EXERCISE DATA —
------------------------------------

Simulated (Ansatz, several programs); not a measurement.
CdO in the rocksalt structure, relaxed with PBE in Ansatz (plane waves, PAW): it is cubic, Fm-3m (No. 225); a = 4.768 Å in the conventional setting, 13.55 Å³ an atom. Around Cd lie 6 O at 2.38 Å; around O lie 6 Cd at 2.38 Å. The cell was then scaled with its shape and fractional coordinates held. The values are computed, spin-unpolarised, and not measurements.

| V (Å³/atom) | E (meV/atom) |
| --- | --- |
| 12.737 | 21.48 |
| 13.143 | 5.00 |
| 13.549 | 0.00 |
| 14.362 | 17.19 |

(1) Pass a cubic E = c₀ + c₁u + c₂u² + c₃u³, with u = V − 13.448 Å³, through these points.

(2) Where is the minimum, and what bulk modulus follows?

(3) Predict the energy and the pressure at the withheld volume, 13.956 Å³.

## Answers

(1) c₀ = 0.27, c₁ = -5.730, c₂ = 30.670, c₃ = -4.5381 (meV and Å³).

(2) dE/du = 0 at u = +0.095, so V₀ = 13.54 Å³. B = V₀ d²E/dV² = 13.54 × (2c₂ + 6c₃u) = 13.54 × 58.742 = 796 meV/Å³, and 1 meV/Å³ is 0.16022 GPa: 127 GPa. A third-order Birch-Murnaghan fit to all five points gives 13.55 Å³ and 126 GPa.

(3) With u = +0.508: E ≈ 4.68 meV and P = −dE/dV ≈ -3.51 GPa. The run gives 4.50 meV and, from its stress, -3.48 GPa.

------------------------------------

BRIEF — Using the data above, repeat exactly the lines that begin at the line with "(1) Pass a cubic" and end at the line with "(2) dE/du = 0", both ends included.

WRITTEN RESPONSE —
(1) Pass a cubic E = c₀ + c₁u + c₂u² + c₃u³, with u = V − 13.448 Å³, through these points.

(2) Where is the minimum, and what bulk modulus follows?

(3) Predict the energy and the pressure at the withheld volume, 13.956 Å³.

## Answers

(1) c₀ = 0.27, c₁ = -5.730, c₂ = 30.670, c₃ = -4.5381 (meV and Å³).

(2) dE/du = 0 at u = +0.095, so V₀ = 13.54 Å³. B = V₀ d²E/dV² = 13.54 × (2c₂ + 6c₃u) = 13.54 × 58.742 = 796 meV/Å³, and 1 meV/Å³ is 0.16022 GPa: 127 GPa. A third-order Birch-Murnaghan fit to all five points gives 13.55 Å³ and 126 GPa.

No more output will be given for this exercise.